# Work order
Nothing but an exact repetition of the entries should appear in the answer.

=== Begin Enclosure ===

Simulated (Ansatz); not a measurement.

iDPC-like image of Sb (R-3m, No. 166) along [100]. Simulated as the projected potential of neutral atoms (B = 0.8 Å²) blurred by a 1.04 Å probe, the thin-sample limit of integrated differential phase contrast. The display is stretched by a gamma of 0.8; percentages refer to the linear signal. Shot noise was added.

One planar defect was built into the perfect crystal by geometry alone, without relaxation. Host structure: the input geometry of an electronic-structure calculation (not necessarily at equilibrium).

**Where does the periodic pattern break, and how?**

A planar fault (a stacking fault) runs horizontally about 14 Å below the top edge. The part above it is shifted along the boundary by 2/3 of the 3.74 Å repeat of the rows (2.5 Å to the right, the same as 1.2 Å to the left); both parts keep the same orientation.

=== End Enclosure ===

# Task answer
Simulated (Ansatz); not a measurement.

iDPC-like image of Sb (R-3m, No. 166) along [100]. Simulated as the projected potential of neutral atoms (B = 0.8 Å²) blurred by a 1.04 Å probe, the thin-sample limit of integrated differential phase contrast. The display is stretched by a gamma of 0.8; percentages refer to the linear signal. Shot noise was added.

One planar defect was built into the perfect crystal by geometry alone, without relaxation. Host structure: the input geometry of an electronic-structure calculation (not necessarily at equilibrium).

**Where does the periodic pattern break, and how?**

A planar fault (a stacking fault) runs horizontally about 14 Å below the top edge. The part above it is shifted along the boundary by 2/3 of the 3.74 Å repeat of the rows (2.5 Å to the right, the same as 1.2 Å to the left); both parts keep the same orientation.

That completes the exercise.